Material shown:
________________
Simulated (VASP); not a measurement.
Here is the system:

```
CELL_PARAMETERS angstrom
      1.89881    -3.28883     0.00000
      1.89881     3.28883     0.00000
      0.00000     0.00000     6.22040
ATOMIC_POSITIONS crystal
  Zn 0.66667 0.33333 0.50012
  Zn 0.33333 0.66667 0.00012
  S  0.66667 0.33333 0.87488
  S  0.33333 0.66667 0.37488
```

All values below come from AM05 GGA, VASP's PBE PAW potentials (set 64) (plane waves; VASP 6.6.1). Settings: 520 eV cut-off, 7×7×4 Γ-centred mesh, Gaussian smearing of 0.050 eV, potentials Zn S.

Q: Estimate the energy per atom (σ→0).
________________

Work order: Each record is to be repeated exactly.

Reply:
Simulated (VASP); not a measurement.
Here is the system:

```
CELL_PARAMETERS angstrom
      1.89881    -3.28883     0.00000
      1.89881     3.28883     0.00000
      0.00000     0.00000     6.22040
ATOMIC_POSITIONS crystal
  Zn 0.66667 0.33333 0.50012
  Zn 0.33333 0.66667 0.00012
  S  0.66667 0.33333 0.87488
  S  0.33333 0.66667 0.37488
```

All values below come from AM05 GGA, VASP's PBE PAW potentials (set 64) (plane waves; VASP 6.6.1). Settings: 520 eV cut-off, 7×7×4 Γ-centred mesh, Gaussian smearing of 0.050 eV, potentials Zn S.

Q: Estimate the energy per atom (σ→0).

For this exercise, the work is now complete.